◆ REQUIRED ACTION
What is needed here is a faithful repeat of every entry, with no character changed.

── DATA SECTION ──

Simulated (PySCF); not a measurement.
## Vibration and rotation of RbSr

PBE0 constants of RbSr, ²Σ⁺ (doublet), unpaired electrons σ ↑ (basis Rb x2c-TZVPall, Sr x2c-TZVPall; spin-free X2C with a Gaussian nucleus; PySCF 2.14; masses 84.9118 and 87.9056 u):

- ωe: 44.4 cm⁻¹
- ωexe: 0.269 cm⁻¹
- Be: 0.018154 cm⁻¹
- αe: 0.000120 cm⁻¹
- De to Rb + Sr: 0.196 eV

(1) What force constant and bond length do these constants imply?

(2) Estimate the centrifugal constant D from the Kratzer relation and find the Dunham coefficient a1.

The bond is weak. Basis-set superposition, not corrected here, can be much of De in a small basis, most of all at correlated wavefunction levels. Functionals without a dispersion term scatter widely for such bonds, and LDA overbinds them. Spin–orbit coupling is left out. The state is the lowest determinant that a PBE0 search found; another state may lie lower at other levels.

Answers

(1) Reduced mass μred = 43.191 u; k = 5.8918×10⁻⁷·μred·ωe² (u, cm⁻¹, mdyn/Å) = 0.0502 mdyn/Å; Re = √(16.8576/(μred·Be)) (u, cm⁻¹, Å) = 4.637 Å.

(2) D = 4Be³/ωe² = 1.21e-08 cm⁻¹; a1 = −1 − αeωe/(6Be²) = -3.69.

───

◆ EXERCISE RESPONSE
Simulated (PySCF); not a measurement.
## Vibration and rotation of RbSr

PBE0 constants of RbSr, ²Σ⁺ (doublet), unpaired electrons σ ↑ (basis Rb x2c-TZVPall, Sr x2c-TZVPall; spin-free X2C with a Gaussian nucleus; PySCF 2.14; masses 84.9118 and 87.9056 u):

- ωe: 44.4 cm⁻¹
- ωexe: 0.269 cm⁻¹
- Be: 0.018154 cm⁻¹
- αe: 0.000120 cm⁻¹
- De to Rb + Sr: 0.196 eV

(1) What force constant and bond length do these constants imply?

(2) Estimate the centrifugal constant D from the Kratzer relation and find the Dunham coefficient a1.

The bond is weak. Basis-set superposition, not corrected here, can be much of De in a small basis, most of all at correlated wavefunction levels. Functionals without a dispersion term scatter widely for such bonds, and LDA overbinds them. Spin–orbit coupling is left out. The state is the lowest determinant that a PBE0 search found; another state may lie lower at other levels.

Answers

(1) Reduced mass μred = 43.191 u; k = 5.8918×10⁻⁷·μred·ωe² (u, cm⁻¹, mdyn/Å) = 0.0502 mdyn/Å; Re = √(16.8576/(μred·Be)) (u, cm⁻¹, Å) = 4.637 Å.

(2) D = 4Be³/ωe² = 1.21e-08 cm⁻¹; a1 = −1 − αeωe/(6Be²) = -3.69.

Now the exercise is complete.